#### Requirement
The answer is to be the data below, written out in full and exactly.

#### Dataset
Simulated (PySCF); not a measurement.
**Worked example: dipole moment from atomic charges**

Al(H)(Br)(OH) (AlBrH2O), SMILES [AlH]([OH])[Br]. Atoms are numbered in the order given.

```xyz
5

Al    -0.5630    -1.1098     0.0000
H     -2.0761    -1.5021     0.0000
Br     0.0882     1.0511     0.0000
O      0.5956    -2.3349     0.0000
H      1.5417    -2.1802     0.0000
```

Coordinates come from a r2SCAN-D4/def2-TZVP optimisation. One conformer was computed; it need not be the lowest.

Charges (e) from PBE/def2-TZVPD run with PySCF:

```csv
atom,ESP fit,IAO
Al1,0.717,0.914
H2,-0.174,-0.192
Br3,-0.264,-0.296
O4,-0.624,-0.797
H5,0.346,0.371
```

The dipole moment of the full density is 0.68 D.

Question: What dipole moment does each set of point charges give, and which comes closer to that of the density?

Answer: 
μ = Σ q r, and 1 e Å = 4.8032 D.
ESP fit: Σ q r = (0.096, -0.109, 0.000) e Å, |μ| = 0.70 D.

#### Exercise output
Simulated (PySCF); not a measurement.
**Worked example: dipole moment from atomic charges**

Al(H)(Br)(OH) (AlBrH2O), SMILES [AlH]([OH])[Br]. Atoms are numbered in the order given.

```xyz
5

Al    -0.5630    -1.1098     0.0000
H     -2.0761    -1.5021     0.0000
Br     0.0882     1.0511     0.0000
O      0.5956    -2.3349     0.0000
H      1.5417    -2.1802     0.0000
```

Coordinates come from a r2SCAN-D4/def2-TZVP optimisation. One conformer was computed; it need not be the lowest.

Charges (e) from PBE/def2-TZVPD run with PySCF:

```csv
atom,ESP fit,IAO
Al1,0.717,0.914
H2,-0.174,-0.192
Br3,-0.264,-0.296
O4,-0.624,-0.797
H5,0.346,0.371
```

The dipole moment of the full density is 0.68 D.

Question: What dipole moment does each set of point charges give, and which comes closer to that of the density?

Answer: 
μ = Σ q r, and 1 e Å = 4.8032 D.
ESP fit: Σ q r = (0.096, -0.109, 0.000) e Å, |μ| = 0.70 D.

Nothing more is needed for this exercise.